Recorded information:
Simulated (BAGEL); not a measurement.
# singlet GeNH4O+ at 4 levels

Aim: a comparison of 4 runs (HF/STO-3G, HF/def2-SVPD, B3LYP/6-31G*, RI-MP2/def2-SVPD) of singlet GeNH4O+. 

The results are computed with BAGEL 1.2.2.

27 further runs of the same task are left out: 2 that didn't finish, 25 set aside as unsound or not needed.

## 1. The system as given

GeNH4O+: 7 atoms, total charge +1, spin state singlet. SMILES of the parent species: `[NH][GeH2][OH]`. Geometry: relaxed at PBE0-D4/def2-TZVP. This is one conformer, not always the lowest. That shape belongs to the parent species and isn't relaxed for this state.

Assigned task:
Copy every entry exactly; no part may be left out.

Written answer:
Simulated (BAGEL); not a measurement.
# singlet GeNH4O+ at 4 levels

Aim: a comparison of 4 runs (HF/STO-3G, HF/def2-SVPD, B3LYP/6-31G*, RI-MP2/def2-SVPD) of singlet GeNH4O+. 

The results are computed with BAGEL 1.2.2.

27 further runs of the same task are left out: 2 that didn't finish, 25 set aside as unsound or not needed.

## 1. The system as given

GeNH4O+: 7 atoms, total charge +1, spin state singlet. SMILES of the parent species: `[NH][GeH2][OH]`. Geometry: relaxed at PBE0-D4/def2-TZVP. This is one conformer, not always the lowest. That shape belongs to the parent species and isn't relaxed for this state.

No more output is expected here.